> _Activity_
Each line from the beginning of the entries below through the line that includes "Caveat: without QUAD_EFG" must be returned exactly as given.

○ ○ ○
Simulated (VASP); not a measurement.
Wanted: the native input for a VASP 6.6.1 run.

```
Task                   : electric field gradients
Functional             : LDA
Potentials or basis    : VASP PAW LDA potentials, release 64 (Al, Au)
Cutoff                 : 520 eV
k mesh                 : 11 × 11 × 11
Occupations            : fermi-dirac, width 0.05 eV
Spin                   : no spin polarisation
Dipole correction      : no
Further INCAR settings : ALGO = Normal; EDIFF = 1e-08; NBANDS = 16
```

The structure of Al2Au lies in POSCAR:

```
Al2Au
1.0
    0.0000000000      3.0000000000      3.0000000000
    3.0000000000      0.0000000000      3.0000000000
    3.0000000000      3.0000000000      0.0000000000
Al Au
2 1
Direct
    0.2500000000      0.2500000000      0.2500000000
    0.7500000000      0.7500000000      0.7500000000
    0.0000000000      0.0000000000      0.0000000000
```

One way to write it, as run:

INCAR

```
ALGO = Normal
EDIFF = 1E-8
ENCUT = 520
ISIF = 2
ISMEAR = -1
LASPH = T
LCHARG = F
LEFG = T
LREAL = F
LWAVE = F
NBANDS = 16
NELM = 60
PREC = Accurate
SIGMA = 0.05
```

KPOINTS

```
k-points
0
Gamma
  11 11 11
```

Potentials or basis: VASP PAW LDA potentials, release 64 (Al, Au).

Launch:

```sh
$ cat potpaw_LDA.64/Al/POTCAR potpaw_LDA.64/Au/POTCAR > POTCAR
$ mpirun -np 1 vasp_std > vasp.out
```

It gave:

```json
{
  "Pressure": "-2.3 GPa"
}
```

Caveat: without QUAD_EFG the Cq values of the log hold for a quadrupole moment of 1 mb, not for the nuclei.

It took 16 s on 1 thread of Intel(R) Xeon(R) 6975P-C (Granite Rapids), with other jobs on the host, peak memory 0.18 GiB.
○ ○ ○

> _Solution_
Simulated (VASP); not a measurement.
Wanted: the native input for a VASP 6.6.1 run.

```
Task                   : electric field gradients
Functional             : LDA
Potentials or basis    : VASP PAW LDA potentials, release 64 (Al, Au)
Cutoff                 : 520 eV
k mesh                 : 11 × 11 × 11
Occupations            : fermi-dirac, width 0.05 eV
Spin                   : no spin polarisation
Dipole correction      : no
Further INCAR settings : ALGO = Normal; EDIFF = 1e-08; NBANDS = 16
```

The structure of Al2Au lies in POSCAR:

```
Al2Au
1.0
    0.0000000000      3.0000000000      3.0000000000
    3.0000000000      0.0000000000      3.0000000000
    3.0000000000      3.0000000000      0.0000000000
Al Au
2 1
Direct
    0.2500000000      0.2500000000      0.2500000000
    0.7500000000      0.7500000000      0.7500000000
    0.0000000000      0.0000000000      0.0000000000
```

One way to write it, as run:

INCAR

```
ALGO = Normal
EDIFF = 1E-8
ENCUT = 520
ISIF = 2
ISMEAR = -1
LASPH = T
LCHARG = F
LEFG = T
LREAL = F
LWAVE = F
NBANDS = 16
NELM = 60
PREC = Accurate
SIGMA = 0.05
```

KPOINTS

```
k-points
0
Gamma
  11 11 11
```

Potentials or basis: VASP PAW LDA potentials, release 64 (Al, Au).

Launch:

```sh
$ cat potpaw_LDA.64/Al/POTCAR potpaw_LDA.64/Au/POTCAR > POTCAR
$ mpirun -np 1 vasp_std > vasp.out
```

It gave:

```json
{
  "Pressure": "-2.3 GPa"
}
```

Caveat: without QUAD_EFG the Cq values of the log hold for a quadrupole moment of 1 mb, not for the nuclei.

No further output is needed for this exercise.